Data for analysis:
--- START ---

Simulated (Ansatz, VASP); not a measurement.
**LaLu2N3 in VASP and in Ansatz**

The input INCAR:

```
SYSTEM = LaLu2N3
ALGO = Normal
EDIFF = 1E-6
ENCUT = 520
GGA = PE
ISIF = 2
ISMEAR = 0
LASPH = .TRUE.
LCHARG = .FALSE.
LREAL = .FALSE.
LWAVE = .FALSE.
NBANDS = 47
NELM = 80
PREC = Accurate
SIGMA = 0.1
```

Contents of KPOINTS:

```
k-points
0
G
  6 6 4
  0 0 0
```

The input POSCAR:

--- END ---

Brief: Print the material once more. Change nothing.

Exercise result:
Simulated (Ansatz, VASP); not a measurement.
**LaLu2N3 in VASP and in Ansatz**

The input INCAR:

```
SYSTEM = LaLu2N3
ALGO = Normal
EDIFF = 1E-6
ENCUT = 520
GGA = PE
ISIF = 2
ISMEAR = 0
LASPH = .TRUE.
LCHARG = .FALSE.
LREAL = .FALSE.
LWAVE = .FALSE.
NBANDS = 47
NELM = 80
PREC = Accurate
SIGMA = 0.1
```

Contents of KPOINTS:

```
k-points
0
G
  6 6 4
  0 0 0
```

The input POSCAR:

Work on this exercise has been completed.